■ WORK REQUEST ■
Of the lines below, write out exactly those from the line with "Computed with CCSD(T)" through the line with "kcal/mol at 5.38 Å.", both included, and skip the rest.

■ MATERIAL SHOWN ■
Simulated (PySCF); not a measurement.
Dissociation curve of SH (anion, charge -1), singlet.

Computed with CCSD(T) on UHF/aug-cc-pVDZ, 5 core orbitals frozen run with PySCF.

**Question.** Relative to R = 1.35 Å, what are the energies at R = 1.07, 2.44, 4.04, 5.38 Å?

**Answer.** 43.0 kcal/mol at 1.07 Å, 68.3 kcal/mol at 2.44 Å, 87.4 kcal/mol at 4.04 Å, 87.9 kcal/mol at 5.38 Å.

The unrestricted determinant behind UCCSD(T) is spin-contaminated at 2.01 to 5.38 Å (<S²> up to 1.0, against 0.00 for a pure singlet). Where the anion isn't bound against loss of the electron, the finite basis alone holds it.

■ WORKED SOLUTION ■
Computed with CCSD(T) on UHF/aug-cc-pVDZ, 5 core orbitals frozen run with PySCF.

**Question.** Relative to R = 1.35 Å, what are the energies at R = 1.07, 2.44, 4.04, 5.38 Å?

**Answer.** 43.0 kcal/mol at 1.07 Å, 68.3 kcal/mol at 2.44 Å, 87.4 kcal/mol at 4.04 Å, 87.9 kcal/mol at 5.38 Å.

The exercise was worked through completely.